For the data below, restate word for word only the lines from the line containing "(eV) | none |" through the line containing "A: gap on the", both ends included.

[Data for review — start]

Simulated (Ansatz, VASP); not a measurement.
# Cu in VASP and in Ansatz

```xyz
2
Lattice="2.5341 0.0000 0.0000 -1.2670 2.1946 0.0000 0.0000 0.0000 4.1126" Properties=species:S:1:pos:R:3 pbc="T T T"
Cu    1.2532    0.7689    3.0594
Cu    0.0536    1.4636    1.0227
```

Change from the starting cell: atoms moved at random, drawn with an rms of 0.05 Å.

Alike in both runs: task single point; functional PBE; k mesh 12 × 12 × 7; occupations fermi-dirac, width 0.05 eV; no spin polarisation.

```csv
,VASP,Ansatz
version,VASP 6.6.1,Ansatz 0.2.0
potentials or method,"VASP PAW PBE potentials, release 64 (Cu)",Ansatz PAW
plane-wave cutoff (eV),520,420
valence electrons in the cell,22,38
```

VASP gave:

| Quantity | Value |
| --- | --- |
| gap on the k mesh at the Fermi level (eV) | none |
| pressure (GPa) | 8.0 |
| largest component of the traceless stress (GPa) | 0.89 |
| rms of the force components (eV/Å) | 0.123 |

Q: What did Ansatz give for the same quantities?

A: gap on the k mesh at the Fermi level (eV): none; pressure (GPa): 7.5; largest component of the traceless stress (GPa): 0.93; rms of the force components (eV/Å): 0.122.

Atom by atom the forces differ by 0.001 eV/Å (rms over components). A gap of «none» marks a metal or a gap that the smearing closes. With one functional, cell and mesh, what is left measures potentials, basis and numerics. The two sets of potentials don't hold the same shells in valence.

[Data for review — finish]

Exercise output:
| gap on the k mesh at the Fermi level (eV) | none |
| pressure (GPa) | 8.0 |
| largest component of the traceless stress (GPa) | 0.89 |
| rms of the force components (eV/Å) | 0.123 |

Q: What did Ansatz give for the same quantities?

A: gap on the k mesh at the Fermi level (eV): none; pressure (GPa): 7.5; largest component of the traceless stress (GPa): 0.93; rms of the force components (eV/Å): 0.122.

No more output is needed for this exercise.